WORK TASK:
Please give back word for word the lines below, from the first one through the one with "Ansatz 0.2.0 |".

DATA LISTING:
━━━━
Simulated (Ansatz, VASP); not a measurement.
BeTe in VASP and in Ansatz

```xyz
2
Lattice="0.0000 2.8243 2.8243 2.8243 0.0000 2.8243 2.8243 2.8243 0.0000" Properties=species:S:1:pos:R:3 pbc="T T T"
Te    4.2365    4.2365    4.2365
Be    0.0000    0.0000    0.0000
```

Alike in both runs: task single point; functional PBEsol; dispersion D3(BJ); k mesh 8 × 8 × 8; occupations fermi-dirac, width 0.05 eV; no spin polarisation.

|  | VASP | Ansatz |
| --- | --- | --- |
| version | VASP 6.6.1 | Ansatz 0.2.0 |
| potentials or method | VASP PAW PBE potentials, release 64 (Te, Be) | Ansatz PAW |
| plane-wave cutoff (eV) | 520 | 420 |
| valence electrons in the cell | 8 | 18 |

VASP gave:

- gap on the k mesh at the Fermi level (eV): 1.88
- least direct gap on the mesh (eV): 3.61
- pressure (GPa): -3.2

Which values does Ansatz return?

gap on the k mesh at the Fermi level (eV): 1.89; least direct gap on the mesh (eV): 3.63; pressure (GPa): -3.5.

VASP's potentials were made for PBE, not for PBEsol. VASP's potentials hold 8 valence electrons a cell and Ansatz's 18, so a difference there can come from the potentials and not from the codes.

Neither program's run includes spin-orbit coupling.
━━━━

ANSWER AREA:
Simulated (Ansatz, VASP); not a measurement.
BeTe in VASP and in Ansatz

```xyz
2
Lattice="0.0000 2.8243 2.8243 2.8243 0.0000 2.8243 2.8243 2.8243 0.0000" Properties=species:S:1:pos:R:3 pbc="T T T"
Te    4.2365    4.2365    4.2365
Be    0.0000    0.0000    0.0000
```

Alike in both runs: task single point; functional PBEsol; dispersion D3(BJ); k mesh 8 × 8 × 8; occupations fermi-dirac, width 0.05 eV; no spin polarisation.

|  | VASP | Ansatz |
| --- | --- | --- |
| version | VASP 6.6.1 | Ansatz 0.2.0 |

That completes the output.